=== DATA EXTRACT ===

↓↓↓

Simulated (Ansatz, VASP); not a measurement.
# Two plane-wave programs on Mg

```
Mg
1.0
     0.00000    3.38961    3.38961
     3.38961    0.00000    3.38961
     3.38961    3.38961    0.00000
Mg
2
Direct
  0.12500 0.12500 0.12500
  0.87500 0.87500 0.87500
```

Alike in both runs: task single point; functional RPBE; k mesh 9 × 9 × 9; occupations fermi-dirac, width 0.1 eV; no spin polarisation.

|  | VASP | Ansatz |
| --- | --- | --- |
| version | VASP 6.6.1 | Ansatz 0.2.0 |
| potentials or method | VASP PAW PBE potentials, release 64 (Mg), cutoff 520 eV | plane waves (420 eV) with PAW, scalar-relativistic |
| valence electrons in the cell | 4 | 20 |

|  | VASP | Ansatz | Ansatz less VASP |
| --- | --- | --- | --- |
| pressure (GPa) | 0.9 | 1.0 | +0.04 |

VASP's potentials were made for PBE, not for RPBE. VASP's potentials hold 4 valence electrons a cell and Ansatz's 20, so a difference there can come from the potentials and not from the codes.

↑↑↑

=== ACTIVITY ===
Using the data above, extract exactly the lines from the one that holds "cell | 4 | 20 |" to the one that holds "1.0 | +0.04 |", both ends included, and no others.

=== REPLY ===
| valence electrons in the cell | 4 | 20 |

|  | VASP | Ansatz | Ansatz less VASP |
| --- | --- | --- | --- |
| pressure (GPa) | 0.9 | 1.0 | +0.04 |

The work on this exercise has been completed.